Recorded information
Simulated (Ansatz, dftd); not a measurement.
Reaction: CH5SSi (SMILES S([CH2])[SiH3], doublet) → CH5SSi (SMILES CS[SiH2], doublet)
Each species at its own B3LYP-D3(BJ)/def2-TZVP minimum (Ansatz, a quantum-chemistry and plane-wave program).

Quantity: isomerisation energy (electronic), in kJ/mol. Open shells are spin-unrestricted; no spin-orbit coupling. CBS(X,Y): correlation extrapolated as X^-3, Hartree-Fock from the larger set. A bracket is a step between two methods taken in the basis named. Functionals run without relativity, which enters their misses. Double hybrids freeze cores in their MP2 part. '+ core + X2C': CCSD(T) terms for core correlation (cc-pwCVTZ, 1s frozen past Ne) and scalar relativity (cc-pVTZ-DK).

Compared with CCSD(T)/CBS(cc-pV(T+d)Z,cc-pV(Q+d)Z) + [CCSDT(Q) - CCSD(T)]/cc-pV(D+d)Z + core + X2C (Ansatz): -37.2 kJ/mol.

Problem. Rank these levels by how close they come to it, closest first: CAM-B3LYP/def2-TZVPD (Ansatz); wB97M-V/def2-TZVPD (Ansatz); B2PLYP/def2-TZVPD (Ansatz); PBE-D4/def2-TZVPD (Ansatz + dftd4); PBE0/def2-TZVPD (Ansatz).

Assignment
Without leaving anything out, retype the material exactly.

Response
Simulated (Ansatz, dftd); not a measurement.
Reaction: CH5SSi (SMILES S([CH2])[SiH3], doublet) → CH5SSi (SMILES CS[SiH2], doublet)
Each species at its own B3LYP-D3(BJ)/def2-TZVP minimum (Ansatz, a quantum-chemistry and plane-wave program).

Quantity: isomerisation energy (electronic), in kJ/mol. Open shells are spin-unrestricted; no spin-orbit coupling. CBS(X,Y): correlation extrapolated as X^-3, Hartree-Fock from the larger set. A bracket is a step between two methods taken in the basis named. Functionals run without relativity, which enters their misses. Double hybrids freeze cores in their MP2 part. '+ core + X2C': CCSD(T) terms for core correlation (cc-pwCVTZ, 1s frozen past Ne) and scalar relativity (cc-pVTZ-DK).

Compared with CCSD(T)/CBS(cc-pV(T+d)Z,cc-pV(Q+d)Z) + [CCSDT(Q) - CCSD(T)]/cc-pV(D+d)Z + core + X2C (Ansatz): -37.2 kJ/mol.

Problem. Rank these levels by how close they come to it, closest first: CAM-B3LYP/def2-TZVPD (Ansatz); wB97M-V/def2-TZVPD (Ansatz); B2PLYP/def2-TZVPD (Ansatz); PBE-D4/def2-TZVPD (Ansatz + dftd4); PBE0/def2-TZVPD (Ansatz).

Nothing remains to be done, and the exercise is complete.